* _Material supplied_:
=== Section Start ===
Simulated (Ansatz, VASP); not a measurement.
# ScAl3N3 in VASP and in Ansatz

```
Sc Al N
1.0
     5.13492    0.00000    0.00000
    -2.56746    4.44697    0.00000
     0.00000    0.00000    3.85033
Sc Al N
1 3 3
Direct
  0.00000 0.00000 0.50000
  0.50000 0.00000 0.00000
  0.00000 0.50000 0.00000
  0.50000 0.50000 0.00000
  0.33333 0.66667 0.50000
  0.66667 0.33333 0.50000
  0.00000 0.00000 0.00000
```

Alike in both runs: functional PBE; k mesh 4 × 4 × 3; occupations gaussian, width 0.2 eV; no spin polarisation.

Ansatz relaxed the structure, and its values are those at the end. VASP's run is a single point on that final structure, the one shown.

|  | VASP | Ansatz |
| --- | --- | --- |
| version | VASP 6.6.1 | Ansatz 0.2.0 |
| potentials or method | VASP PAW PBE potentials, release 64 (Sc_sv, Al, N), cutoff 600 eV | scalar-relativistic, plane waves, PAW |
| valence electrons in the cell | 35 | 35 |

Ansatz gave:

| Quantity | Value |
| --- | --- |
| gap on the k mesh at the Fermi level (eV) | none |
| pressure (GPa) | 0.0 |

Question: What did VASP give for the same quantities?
=== Section End ===

* _Required action_:
All of the data above should be set down again exactly.

* _Reply_:
Simulated (Ansatz, VASP); not a measurement.
# ScAl3N3 in VASP and in Ansatz

```
Sc Al N
1.0
     5.13492    0.00000    0.00000
    -2.56746    4.44697    0.00000
     0.00000    0.00000    3.85033
Sc Al N
1 3 3
Direct
  0.00000 0.00000 0.50000
  0.50000 0.00000 0.00000
  0.00000 0.50000 0.00000
  0.50000 0.50000 0.00000
  0.33333 0.66667 0.50000
  0.66667 0.33333 0.50000
  0.00000 0.00000 0.00000
```

Alike in both runs: functional PBE; k mesh 4 × 4 × 3; occupations gaussian, width 0.2 eV; no spin polarisation.

Ansatz relaxed the structure, and its values are those at the end. VASP's run is a single point on that final structure, the one shown.

|  | VASP | Ansatz |
| --- | --- | --- |
| version | VASP 6.6.1 | Ansatz 0.2.0 |
| potentials or method | VASP PAW PBE potentials, release 64 (Sc_sv, Al, N), cutoff 600 eV | scalar-relativistic, plane waves, PAW |
| valence electrons in the cell | 35 | 35 |

Ansatz gave:

| Quantity | Value |
| --- | --- |
| gap on the k mesh at the Fermi level (eV) | none |
| pressure (GPa) | 0.0 |

Question: What did VASP give for the same quantities?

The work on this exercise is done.